# DATASET EXTRACT
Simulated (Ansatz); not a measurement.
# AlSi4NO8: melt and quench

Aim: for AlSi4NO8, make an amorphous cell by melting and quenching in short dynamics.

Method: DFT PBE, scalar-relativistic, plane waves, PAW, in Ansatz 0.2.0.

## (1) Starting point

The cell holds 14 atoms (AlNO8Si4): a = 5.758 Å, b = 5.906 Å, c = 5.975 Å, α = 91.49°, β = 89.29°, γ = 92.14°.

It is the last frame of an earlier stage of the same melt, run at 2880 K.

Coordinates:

# EXERCISE
Would you reproduce the entire listing, keeping every line as it is?

# EXERCISE ANSWER
Simulated (Ansatz); not a measurement.
# AlSi4NO8: melt and quench

Aim: for AlSi4NO8, make an amorphous cell by melting and quenching in short dynamics.

Method: DFT PBE, scalar-relativistic, plane waves, PAW, in Ansatz 0.2.0.

## (1) Starting point

The cell holds 14 atoms (AlNO8Si4): a = 5.758 Å, b = 5.906 Å, c = 5.975 Å, α = 91.49°, β = 89.29°, γ = 92.14°.

It is the last frame of an earlier stage of the same melt, run at 2880 K.

Coordinates:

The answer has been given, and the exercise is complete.